DATA FOR ANALYSIS
++++

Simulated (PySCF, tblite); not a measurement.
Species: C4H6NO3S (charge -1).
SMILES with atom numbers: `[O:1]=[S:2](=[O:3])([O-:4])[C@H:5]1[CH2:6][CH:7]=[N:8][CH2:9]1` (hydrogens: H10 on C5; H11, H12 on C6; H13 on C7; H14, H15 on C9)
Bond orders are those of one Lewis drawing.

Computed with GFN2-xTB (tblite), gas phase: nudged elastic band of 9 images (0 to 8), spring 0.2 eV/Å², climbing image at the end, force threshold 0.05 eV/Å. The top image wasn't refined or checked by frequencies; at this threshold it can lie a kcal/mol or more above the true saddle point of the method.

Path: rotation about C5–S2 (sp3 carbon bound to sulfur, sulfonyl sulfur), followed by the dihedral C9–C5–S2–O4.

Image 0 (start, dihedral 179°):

++++

TASK ITEM
Could every entry be given again exactly, with no line skipped?

WRITTEN RESPONSE
Simulated (PySCF, tblite); not a measurement.
Species: C4H6NO3S (charge -1).
SMILES with atom numbers: `[O:1]=[S:2](=[O:3])([O-:4])[C@H:5]1[CH2:6][CH:7]=[N:8][CH2:9]1` (hydrogens: H10 on C5; H11, H12 on C6; H13 on C7; H14, H15 on C9)
Bond orders are those of one Lewis drawing.

Computed with GFN2-xTB (tblite), gas phase: nudged elastic band of 9 images (0 to 8), spring 0.2 eV/Å², climbing image at the end, force threshold 0.05 eV/Å. The top image wasn't refined or checked by frequencies; at this threshold it can lie a kcal/mol or more above the true saddle point of the method.

Path: rotation about C5–S2 (sp3 carbon bound to sulfur, sulfonyl sulfur), followed by the dihedral C9–C5–S2–O4.

Image 0 (start, dihedral 179°):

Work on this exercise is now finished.